* **ASSIGNMENT**: The answer should match the records character for character.

* **EXTRACTED DATA**:
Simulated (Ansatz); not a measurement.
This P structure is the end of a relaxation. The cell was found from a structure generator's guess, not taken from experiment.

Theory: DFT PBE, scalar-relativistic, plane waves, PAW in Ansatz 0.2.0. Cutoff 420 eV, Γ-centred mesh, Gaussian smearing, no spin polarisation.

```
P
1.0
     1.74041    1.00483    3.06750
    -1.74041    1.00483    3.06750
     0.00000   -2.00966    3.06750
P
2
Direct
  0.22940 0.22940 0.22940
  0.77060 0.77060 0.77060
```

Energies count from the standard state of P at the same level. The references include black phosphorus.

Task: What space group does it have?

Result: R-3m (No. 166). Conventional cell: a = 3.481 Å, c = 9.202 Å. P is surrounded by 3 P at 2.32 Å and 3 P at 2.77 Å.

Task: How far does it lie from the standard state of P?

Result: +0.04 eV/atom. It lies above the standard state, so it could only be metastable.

* **SOLUTION**:
Simulated (Ansatz); not a measurement.
This P structure is the end of a relaxation. The cell was found from a structure generator's guess, not taken from experiment.

Theory: DFT PBE, scalar-relativistic, plane waves, PAW in Ansatz 0.2.0. Cutoff 420 eV, Γ-centred mesh, Gaussian smearing, no spin polarisation.

```
P
1.0
     1.74041    1.00483    3.06750
    -1.74041    1.00483    3.06750
     0.00000   -2.00966    3.06750
P
2
Direct
  0.22940 0.22940 0.22940
  0.77060 0.77060 0.77060
```

Energies count from the standard state of P at the same level. The references include black phosphorus.

Task: What space group does it have?

Result: R-3m (No. 166). Conventional cell: a = 3.481 Å, c = 9.202 Å. P is surrounded by 3 P at 2.32 Å and 3 P at 2.77 Å.

Task: How far does it lie from the standard state of P?

Result: +0.04 eV/atom. It lies above the standard state, so it could only be metastable.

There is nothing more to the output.